**** Given information ****

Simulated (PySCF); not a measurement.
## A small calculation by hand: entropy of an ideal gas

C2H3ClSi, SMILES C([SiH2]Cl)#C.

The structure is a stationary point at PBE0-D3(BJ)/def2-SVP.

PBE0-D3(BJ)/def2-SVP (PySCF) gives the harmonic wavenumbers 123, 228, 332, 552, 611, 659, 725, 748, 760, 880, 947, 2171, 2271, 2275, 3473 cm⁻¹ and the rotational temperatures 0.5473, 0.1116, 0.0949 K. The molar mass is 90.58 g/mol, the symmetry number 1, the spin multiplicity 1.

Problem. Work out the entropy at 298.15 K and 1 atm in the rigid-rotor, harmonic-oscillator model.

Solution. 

****

* Assigned task:
All of the material must be reproduced exactly.

* Exercise response:
Simulated (PySCF); not a measurement.
## A small calculation by hand: entropy of an ideal gas

C2H3ClSi, SMILES C([SiH2]Cl)#C.

The structure is a stationary point at PBE0-D3(BJ)/def2-SVP.

PBE0-D3(BJ)/def2-SVP (PySCF) gives the harmonic wavenumbers 123, 228, 332, 552, 611, 659, 725, 748, 760, 880, 947, 2171, 2271, 2275, 3473 cm⁻¹ and the rotational temperatures 0.5473, 0.1116, 0.0949 K. The molar mass is 90.58 g/mol, the symmetry number 1, the spin multiplicity 1.

Problem. Work out the entropy at 298.15 K and 1 atm in the rigid-rotor, harmonic-oscillator model.

Solution. 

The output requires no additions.